Activity ▸ Below are the records; give again exactly the line with "E. collinear spin, ferromagnetic", the line with "F. collinear spin, ferromagnetic", and each line that lies between them, and nothing besides.

Data for review ▸
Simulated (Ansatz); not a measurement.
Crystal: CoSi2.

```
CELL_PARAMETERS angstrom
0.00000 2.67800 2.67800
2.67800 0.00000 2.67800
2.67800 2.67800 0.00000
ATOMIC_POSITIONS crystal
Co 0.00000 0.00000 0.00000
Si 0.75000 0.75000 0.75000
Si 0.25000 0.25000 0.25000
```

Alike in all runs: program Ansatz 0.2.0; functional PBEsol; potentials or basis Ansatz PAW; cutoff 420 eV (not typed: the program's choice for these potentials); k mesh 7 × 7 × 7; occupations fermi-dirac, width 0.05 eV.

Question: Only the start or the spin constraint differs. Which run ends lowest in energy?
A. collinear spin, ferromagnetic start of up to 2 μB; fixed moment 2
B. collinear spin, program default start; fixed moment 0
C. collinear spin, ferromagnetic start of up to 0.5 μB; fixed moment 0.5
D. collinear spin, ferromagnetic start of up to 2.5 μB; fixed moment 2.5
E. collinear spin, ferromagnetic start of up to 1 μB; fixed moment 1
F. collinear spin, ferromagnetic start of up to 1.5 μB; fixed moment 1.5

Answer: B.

Response box ▸
E. collinear spin, ferromagnetic start of up to 1 μB; fixed moment 1
F. collinear spin, ferromagnetic start of up to 1.5 μB; fixed moment 1.5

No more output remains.